(GIVEN RECORDS)
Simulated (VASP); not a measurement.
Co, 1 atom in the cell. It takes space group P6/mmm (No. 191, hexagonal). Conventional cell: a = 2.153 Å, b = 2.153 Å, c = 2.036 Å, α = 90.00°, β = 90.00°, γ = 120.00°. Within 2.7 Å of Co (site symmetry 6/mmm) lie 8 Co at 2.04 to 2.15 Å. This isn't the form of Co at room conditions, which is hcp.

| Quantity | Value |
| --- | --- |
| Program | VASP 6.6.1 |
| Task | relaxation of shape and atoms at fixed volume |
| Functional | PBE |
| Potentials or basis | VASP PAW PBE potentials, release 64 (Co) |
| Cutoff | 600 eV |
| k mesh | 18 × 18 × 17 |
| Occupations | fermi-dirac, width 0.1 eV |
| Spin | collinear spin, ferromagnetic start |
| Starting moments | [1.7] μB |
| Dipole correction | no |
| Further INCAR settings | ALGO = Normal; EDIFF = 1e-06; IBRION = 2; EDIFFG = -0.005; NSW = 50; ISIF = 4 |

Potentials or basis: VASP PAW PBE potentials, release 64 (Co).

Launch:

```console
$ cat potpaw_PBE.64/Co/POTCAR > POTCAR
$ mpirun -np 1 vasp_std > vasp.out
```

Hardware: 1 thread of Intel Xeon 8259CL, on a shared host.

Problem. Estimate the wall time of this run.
(End GIVEN RECORDS)

--- BRIEF ---
Only an exact transcription of all the entries will do.

--- WRITTEN ANSWER ---
Simulated (VASP); not a measurement.
Co, 1 atom in the cell. It takes space group P6/mmm (No. 191, hexagonal). Conventional cell: a = 2.153 Å, b = 2.153 Å, c = 2.036 Å, α = 90.00°, β = 90.00°, γ = 120.00°. Within 2.7 Å of Co (site symmetry 6/mmm) lie 8 Co at 2.04 to 2.15 Å. This isn't the form of Co at room conditions, which is hcp.

| Quantity | Value |
| --- | --- |
| Program | VASP 6.6.1 |
| Task | relaxation of shape and atoms at fixed volume |
| Functional | PBE |
| Potentials or basis | VASP PAW PBE potentials, release 64 (Co) |
| Cutoff | 600 eV |
| k mesh | 18 × 18 × 17 |
| Occupations | fermi-dirac, width 0.1 eV |
| Spin | collinear spin, ferromagnetic start |
| Starting moments | [1.7] μB |
| Dipole correction | no |
| Further INCAR settings | ALGO = Normal; EDIFF = 1e-06; IBRION = 2; EDIFFG = -0.005; NSW = 50; ISIF = 4 |

Potentials or basis: VASP PAW PBE potentials, release 64 (Co).

Launch:

```console
$ cat potpaw_PBE.64/Co/POTCAR > POTCAR
$ mpirun -np 1 vasp_std > vasp.out
```

Hardware: 1 thread of Intel Xeon 8259CL, on a shared host.

Problem. Estimate the wall time of this run.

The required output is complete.